The response should consist of every record, reproduced exactly.

SOURCE INFORMATION —

§ §

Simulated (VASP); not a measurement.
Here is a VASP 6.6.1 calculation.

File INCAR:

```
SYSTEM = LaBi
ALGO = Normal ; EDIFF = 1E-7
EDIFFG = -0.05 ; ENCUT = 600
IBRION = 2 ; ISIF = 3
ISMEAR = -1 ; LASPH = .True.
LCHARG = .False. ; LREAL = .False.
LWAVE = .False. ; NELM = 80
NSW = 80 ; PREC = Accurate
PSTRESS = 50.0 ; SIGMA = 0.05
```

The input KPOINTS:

§ §

WRITTEN REPLY —
Simulated (VASP); not a measurement.
Here is a VASP 6.6.1 calculation.

File INCAR:

```
SYSTEM = LaBi
ALGO = Normal ; EDIFF = 1E-7
EDIFFG = -0.05 ; ENCUT = 600
IBRION = 2 ; ISIF = 3
ISMEAR = -1 ; LASPH = .True.
LCHARG = .False. ; LREAL = .False.
LWAVE = .False. ; NELM = 80
NSW = 80 ; PREC = Accurate
PSTRESS = 50.0 ; SIGMA = 0.05
```

The input KPOINTS:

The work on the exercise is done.